Give the entries again, exactly as they stand.

☆ ☆ ☆ ☆ ☆

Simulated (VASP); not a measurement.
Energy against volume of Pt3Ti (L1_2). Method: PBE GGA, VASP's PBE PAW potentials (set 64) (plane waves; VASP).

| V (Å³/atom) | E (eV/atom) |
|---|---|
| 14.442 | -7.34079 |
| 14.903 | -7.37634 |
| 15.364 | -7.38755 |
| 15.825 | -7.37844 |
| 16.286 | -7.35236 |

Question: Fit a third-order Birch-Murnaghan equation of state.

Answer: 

☆ ☆ ☆ ☆ ☆

PROBLEM SOLUTION:
Simulated (VASP); not a measurement.
Energy against volume of Pt3Ti (L1_2). Method: PBE GGA, VASP's PBE PAW potentials (set 64) (plane waves; VASP).

| V (Å³/atom) | E (eV/atom) |
|---|---|
| 14.442 | -7.34079 |
| 14.903 | -7.37634 |
| 15.364 | -7.38755 |
| 15.825 | -7.37844 |
| 16.286 | -7.35236 |

Question: Fit a third-order Birch-Murnaghan equation of state.

Answer: 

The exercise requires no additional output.